EXERCISE:
Please output, without any change, the lines of the material below from the very first through the one with "Charge: 1 mol".

____________________
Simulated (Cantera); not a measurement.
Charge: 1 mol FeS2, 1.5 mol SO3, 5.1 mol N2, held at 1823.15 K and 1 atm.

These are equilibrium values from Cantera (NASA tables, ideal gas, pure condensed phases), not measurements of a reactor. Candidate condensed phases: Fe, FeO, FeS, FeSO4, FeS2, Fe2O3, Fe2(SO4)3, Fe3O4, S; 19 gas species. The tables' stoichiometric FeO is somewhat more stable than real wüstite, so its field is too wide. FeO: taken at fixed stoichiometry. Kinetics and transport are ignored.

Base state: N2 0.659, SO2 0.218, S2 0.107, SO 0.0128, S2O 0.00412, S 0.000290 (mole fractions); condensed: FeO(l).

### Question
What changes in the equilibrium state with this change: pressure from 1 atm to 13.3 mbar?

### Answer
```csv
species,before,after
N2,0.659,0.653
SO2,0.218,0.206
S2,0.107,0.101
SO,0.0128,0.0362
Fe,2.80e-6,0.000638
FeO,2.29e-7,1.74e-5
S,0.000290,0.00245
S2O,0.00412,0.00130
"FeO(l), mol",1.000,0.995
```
____________________

EXERCISE ANSWER:
Simulated (Cantera); not a measurement.
Charge: 1 mol FeS2, 1.5 mol SO3, 5.1 mol N2, held at 1823.15 K and 1 atm.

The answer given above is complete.